→ Data listing
========

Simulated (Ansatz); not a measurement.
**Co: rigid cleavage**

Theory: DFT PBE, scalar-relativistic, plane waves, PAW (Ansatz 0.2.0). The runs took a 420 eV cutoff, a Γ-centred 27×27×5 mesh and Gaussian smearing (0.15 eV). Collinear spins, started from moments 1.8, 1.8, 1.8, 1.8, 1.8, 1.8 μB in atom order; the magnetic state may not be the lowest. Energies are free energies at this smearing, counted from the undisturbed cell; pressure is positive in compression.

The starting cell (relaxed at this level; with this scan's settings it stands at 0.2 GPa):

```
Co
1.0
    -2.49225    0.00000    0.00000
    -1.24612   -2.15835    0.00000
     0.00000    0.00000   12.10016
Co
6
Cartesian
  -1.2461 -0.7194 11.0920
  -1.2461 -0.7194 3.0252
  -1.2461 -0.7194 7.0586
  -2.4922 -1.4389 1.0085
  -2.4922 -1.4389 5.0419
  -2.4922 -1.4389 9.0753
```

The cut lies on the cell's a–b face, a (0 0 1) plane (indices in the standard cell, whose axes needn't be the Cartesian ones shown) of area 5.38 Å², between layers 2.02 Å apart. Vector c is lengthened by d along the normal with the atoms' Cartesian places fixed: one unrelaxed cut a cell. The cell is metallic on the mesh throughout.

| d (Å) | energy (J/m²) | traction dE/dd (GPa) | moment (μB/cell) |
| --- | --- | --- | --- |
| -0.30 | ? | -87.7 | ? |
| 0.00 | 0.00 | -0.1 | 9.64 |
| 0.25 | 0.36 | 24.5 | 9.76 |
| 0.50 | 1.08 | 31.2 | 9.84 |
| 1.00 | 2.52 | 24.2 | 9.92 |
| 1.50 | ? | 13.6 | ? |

========

→ Work request
Restate the records word for word, keeping every line.

→ Task result
Simulated (Ansatz); not a measurement.
**Co: rigid cleavage**

Theory: DFT PBE, scalar-relativistic, plane waves, PAW (Ansatz 0.2.0). The runs took a 420 eV cutoff, a Γ-centred 27×27×5 mesh and Gaussian smearing (0.15 eV). Collinear spins, started from moments 1.8, 1.8, 1.8, 1.8, 1.8, 1.8 μB in atom order; the magnetic state may not be the lowest. Energies are free energies at this smearing, counted from the undisturbed cell; pressure is positive in compression.

The starting cell (relaxed at this level; with this scan's settings it stands at 0.2 GPa):

```
Co
1.0
    -2.49225    0.00000    0.00000
    -1.24612   -2.15835    0.00000
     0.00000    0.00000   12.10016
Co
6
Cartesian
  -1.2461 -0.7194 11.0920
  -1.2461 -0.7194 3.0252
  -1.2461 -0.7194 7.0586
  -2.4922 -1.4389 1.0085
  -2.4922 -1.4389 5.0419
  -2.4922 -1.4389 9.0753
```

The cut lies on the cell's a–b face, a (0 0 1) plane (indices in the standard cell, whose axes needn't be the Cartesian ones shown) of area 5.38 Å², between layers 2.02 Å apart. Vector c is lengthened by d along the normal with the atoms' Cartesian places fixed: one unrelaxed cut a cell. The cell is metallic on the mesh throughout.

| d (Å) | energy (J/m²) | traction dE/dd (GPa) | moment (μB/cell) |
| --- | --- | --- | --- |
| -0.30 | ? | -87.7 | ? |
| 0.00 | 0.00 | -0.1 | 9.64 |
| 0.25 | 0.36 | 24.5 | 9.76 |
| 0.50 | 1.08 | 31.2 | 9.84 |
| 1.00 | 2.52 | 24.2 | 9.92 |
| 1.50 | ? | 13.6 | ? |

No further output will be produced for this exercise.